§ **INFORMATION**
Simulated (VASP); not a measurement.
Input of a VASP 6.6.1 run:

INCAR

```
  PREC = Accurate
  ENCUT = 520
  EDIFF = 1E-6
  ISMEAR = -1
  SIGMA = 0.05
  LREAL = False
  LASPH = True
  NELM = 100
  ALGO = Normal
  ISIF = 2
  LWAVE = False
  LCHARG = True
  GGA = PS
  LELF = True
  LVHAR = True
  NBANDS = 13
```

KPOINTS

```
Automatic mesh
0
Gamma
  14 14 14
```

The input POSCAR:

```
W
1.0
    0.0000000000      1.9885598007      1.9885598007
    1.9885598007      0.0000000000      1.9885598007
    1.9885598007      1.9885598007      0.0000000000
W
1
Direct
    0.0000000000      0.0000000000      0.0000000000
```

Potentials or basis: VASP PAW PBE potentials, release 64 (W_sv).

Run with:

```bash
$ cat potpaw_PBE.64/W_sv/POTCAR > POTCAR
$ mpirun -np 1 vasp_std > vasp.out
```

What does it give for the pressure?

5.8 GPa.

§ **WORK ORDER**
All of the data needs to be reproduced exactly, with no line missing.

§ **WRITTEN SOLUTION**
Simulated (VASP); not a measurement.
Input of a VASP 6.6.1 run:

INCAR

```
  PREC = Accurate
  ENCUT = 520
  EDIFF = 1E-6
  ISMEAR = -1
  SIGMA = 0.05
  LREAL = False
  LASPH = True
  NELM = 100
  ALGO = Normal
  ISIF = 2
  LWAVE = False
  LCHARG = True
  GGA = PS
  LELF = True
  LVHAR = True
  NBANDS = 13
```

KPOINTS

```
Automatic mesh
0
Gamma
  14 14 14
```

The input POSCAR:

```
W
1.0
    0.0000000000      1.9885598007      1.9885598007
    1.9885598007      0.0000000000      1.9885598007
    1.9885598007      1.9885598007      0.0000000000
W
1
Direct
    0.0000000000      0.0000000000      0.0000000000
```

Potentials or basis: VASP PAW PBE potentials, release 64 (W_sv).

Run with:

```bash
$ cat potpaw_PBE.64/W_sv/POTCAR > POTCAR
$ mpirun -np 1 vasp_std > vasp.out
```

What does it give for the pressure?

5.8 GPa.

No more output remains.